+++ Source information +++

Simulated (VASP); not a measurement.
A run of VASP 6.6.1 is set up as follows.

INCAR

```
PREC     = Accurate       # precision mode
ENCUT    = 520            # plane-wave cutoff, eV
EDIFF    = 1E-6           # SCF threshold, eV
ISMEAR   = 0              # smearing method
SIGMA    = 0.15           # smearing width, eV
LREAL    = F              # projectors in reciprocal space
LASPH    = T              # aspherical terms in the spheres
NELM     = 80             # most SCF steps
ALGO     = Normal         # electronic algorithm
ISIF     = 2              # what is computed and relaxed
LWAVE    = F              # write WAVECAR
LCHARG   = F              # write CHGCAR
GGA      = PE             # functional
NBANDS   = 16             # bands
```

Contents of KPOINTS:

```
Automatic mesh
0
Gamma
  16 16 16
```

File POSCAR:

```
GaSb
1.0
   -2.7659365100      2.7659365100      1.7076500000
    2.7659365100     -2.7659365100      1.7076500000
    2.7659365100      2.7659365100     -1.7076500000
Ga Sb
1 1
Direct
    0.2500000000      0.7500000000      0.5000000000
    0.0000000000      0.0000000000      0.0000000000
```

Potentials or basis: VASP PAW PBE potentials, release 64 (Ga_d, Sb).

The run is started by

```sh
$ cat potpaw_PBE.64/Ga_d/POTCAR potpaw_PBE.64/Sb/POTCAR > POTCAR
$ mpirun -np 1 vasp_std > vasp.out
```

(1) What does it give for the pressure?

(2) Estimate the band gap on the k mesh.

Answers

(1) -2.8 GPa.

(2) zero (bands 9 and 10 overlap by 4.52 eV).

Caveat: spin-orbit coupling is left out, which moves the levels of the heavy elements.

+++

Work item: Looking at the material above, please copy exactly every line from its first line through the line containing "(2) zero (bands 9 and 10 overlap by 4.52 eV).", with both ends included and nothing else.

Written reply:
Simulated (VASP); not a measurement.
A run of VASP 6.6.1 is set up as follows.

INCAR

```
PREC     = Accurate       # precision mode
ENCUT    = 520            # plane-wave cutoff, eV
EDIFF    = 1E-6           # SCF threshold, eV
ISMEAR   = 0              # smearing method
SIGMA    = 0.15           # smearing width, eV
LREAL    = F              # projectors in reciprocal space
LASPH    = T              # aspherical terms in the spheres
NELM     = 80             # most SCF steps
ALGO     = Normal         # electronic algorithm
ISIF     = 2              # what is computed and relaxed
LWAVE    = F              # write WAVECAR
LCHARG   = F              # write CHGCAR
GGA      = PE             # functional
NBANDS   = 16             # bands
```

Contents of KPOINTS:

```
Automatic mesh
0
Gamma
  16 16 16
```

File POSCAR:

```
GaSb
1.0
   -2.7659365100      2.7659365100      1.7076500000
    2.7659365100     -2.7659365100      1.7076500000
    2.7659365100      2.7659365100     -1.7076500000
Ga Sb
1 1
Direct
    0.2500000000      0.7500000000      0.5000000000
    0.0000000000      0.0000000000      0.0000000000
```

Potentials or basis: VASP PAW PBE potentials, release 64 (Ga_d, Sb).

The run is started by

```sh
$ cat potpaw_PBE.64/Ga_d/POTCAR potpaw_PBE.64/Sb/POTCAR > POTCAR
$ mpirun -np 1 vasp_std > vasp.out
```

(1) What does it give for the pressure?

(2) Estimate the band gap on the k mesh.

Answers

(1) -2.8 GPa.

(2) zero (bands 9 and 10 overlap by 4.52 eV).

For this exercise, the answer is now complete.